→ **Work request**: Each line below needs to be repeated precisely as it is.

→ **Given records**:
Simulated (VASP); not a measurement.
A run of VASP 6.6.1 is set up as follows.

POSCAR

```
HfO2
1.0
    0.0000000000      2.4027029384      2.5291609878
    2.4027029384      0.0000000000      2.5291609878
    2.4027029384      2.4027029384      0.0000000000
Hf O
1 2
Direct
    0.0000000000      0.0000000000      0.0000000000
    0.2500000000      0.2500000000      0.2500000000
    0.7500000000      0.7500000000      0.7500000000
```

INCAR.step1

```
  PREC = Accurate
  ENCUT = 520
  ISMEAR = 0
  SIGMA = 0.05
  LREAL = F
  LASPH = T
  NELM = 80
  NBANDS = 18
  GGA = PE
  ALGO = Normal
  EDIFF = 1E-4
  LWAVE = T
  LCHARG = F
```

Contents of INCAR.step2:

→ **Task solution**:
Simulated (VASP); not a measurement.
A run of VASP 6.6.1 is set up as follows.

POSCAR

```
HfO2
1.0
    0.0000000000      2.4027029384      2.5291609878
    2.4027029384      0.0000000000      2.5291609878
    2.4027029384      2.4027029384      0.0000000000
Hf O
1 2
Direct
    0.0000000000      0.0000000000      0.0000000000
    0.2500000000      0.2500000000      0.2500000000
    0.7500000000      0.7500000000      0.7500000000
```

INCAR.step1

```
  PREC = Accurate
  ENCUT = 520
  ISMEAR = 0
  SIGMA = 0.05
  LREAL = F
  LASPH = T
  NELM = 80
  NBANDS = 18
  GGA = PE
  ALGO = Normal
  EDIFF = 1E-4
  LWAVE = T
  LCHARG = F
```

Contents of INCAR.step2:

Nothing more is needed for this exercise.